=== Data provided ===
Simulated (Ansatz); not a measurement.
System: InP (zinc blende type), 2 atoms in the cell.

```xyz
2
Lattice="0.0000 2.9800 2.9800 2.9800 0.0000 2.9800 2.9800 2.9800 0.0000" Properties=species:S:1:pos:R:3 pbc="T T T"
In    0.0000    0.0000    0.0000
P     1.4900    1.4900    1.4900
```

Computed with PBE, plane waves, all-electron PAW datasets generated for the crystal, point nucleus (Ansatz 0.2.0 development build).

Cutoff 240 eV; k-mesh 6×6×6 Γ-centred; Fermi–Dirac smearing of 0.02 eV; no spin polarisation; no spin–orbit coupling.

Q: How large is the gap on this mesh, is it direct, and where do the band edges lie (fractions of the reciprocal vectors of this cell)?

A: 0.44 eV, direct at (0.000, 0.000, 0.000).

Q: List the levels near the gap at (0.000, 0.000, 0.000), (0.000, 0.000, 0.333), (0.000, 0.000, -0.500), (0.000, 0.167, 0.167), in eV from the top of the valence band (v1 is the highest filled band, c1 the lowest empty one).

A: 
===

> [Work task]: Print the entire set of records again, exactly.

> [Response]:
Simulated (Ansatz); not a measurement.
System: InP (zinc blende type), 2 atoms in the cell.

```xyz
2
Lattice="0.0000 2.9800 2.9800 2.9800 0.0000 2.9800 2.9800 2.9800 0.0000" Properties=species:S:1:pos:R:3 pbc="T T T"
In    0.0000    0.0000    0.0000
P     1.4900    1.4900    1.4900
```

Computed with PBE, plane waves, all-electron PAW datasets generated for the crystal, point nucleus (Ansatz 0.2.0 development build).

Cutoff 240 eV; k-mesh 6×6×6 Γ-centred; Fermi–Dirac smearing of 0.02 eV; no spin polarisation; no spin–orbit coupling.

Q: How large is the gap on this mesh, is it direct, and where do the band edges lie (fractions of the reciprocal vectors of this cell)?

A: 0.44 eV, direct at (0.000, 0.000, 0.000).

Q: List the levels near the gap at (0.000, 0.000, 0.000), (0.000, 0.000, 0.333), (0.000, 0.000, -0.500), (0.000, 0.167, 0.167), in eV from the top of the valence band (v1 is the highest filled band, c1 the lowest empty one).

A: 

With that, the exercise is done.